## Requirement
In the listing below, repeat exactly every line from the first through the line containing "Method: TDDFT B3LYP/def2-SVPD, vertical, gas", with nothing else.

════════════════════
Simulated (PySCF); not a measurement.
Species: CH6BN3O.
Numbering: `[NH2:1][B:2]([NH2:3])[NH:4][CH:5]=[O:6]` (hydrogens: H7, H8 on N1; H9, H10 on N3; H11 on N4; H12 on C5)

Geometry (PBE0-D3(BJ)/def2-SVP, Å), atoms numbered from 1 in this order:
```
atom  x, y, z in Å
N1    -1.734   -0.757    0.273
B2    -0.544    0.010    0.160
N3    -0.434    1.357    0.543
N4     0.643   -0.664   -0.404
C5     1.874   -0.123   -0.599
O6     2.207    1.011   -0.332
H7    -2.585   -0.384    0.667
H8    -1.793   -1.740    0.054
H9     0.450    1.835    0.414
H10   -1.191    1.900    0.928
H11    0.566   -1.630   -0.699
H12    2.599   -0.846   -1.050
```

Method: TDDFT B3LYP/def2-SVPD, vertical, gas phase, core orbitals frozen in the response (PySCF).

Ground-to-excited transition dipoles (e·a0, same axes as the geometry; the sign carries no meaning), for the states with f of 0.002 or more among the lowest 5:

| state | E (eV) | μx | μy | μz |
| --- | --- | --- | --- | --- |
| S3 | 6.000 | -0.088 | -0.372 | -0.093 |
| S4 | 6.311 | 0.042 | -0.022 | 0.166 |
════════════════════

## Task solution
Simulated (PySCF); not a measurement.
Species: CH6BN3O.
Numbering: `[NH2:1][B:2]([NH2:3])[NH:4][CH:5]=[O:6]` (hydrogens: H7, H8 on N1; H9, H10 on N3; H11 on N4; H12 on C5)

Geometry (PBE0-D3(BJ)/def2-SVP, Å), atoms numbered from 1 in this order:
```
atom  x, y, z in Å
N1    -1.734   -0.757    0.273
B2    -0.544    0.010    0.160
N3    -0.434    1.357    0.543
N4     0.643   -0.664   -0.404
C5     1.874   -0.123   -0.599
O6     2.207    1.011   -0.332
H7    -2.585   -0.384    0.667
H8    -1.793   -1.740    0.054
H9     0.450    1.835    0.414
H10   -1.191    1.900    0.928
H11    0.566   -1.630   -0.699
H12    2.599   -0.846   -1.050
```

Method: TDDFT B3LYP/def2-SVPD, vertical, gas phase, core orbitals frozen in the response (PySCF).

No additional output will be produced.